▶ Exercise: Would you retype each of the records exactly as shown?

****
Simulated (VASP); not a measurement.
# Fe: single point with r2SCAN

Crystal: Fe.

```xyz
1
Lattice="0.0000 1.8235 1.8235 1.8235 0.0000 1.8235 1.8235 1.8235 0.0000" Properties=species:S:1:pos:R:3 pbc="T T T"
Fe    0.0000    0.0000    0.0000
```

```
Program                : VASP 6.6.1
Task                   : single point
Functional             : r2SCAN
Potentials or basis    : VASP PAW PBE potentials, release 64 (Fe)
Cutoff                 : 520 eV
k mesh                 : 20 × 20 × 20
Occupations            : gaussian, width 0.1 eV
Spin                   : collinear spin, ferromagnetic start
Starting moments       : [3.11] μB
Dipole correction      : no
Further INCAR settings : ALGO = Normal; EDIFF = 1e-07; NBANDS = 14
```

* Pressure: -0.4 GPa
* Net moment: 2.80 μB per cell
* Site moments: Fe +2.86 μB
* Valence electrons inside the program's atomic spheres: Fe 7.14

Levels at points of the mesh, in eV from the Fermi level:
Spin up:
****

▶ Worked solution:
Simulated (VASP); not a measurement.
# Fe: single point with r2SCAN

Crystal: Fe.

```xyz
1
Lattice="0.0000 1.8235 1.8235 1.8235 0.0000 1.8235 1.8235 1.8235 0.0000" Properties=species:S:1:pos:R:3 pbc="T T T"
Fe    0.0000    0.0000    0.0000
```

```
Program                : VASP 6.6.1
Task                   : single point
Functional             : r2SCAN
Potentials or basis    : VASP PAW PBE potentials, release 64 (Fe)
Cutoff                 : 520 eV
k mesh                 : 20 × 20 × 20
Occupations            : gaussian, width 0.1 eV
Spin                   : collinear spin, ferromagnetic start
Starting moments       : [3.11] μB
Dipole correction      : no
Further INCAR settings : ALGO = Normal; EDIFF = 1e-07; NBANDS = 14
```

* Pressure: -0.4 GPa
* Net moment: 2.80 μB per cell
* Site moments: Fe +2.86 μB
* Valence electrons inside the program's atomic spheres: Fe 7.14

Levels at points of the mesh, in eV from the Fermi level:
Spin up:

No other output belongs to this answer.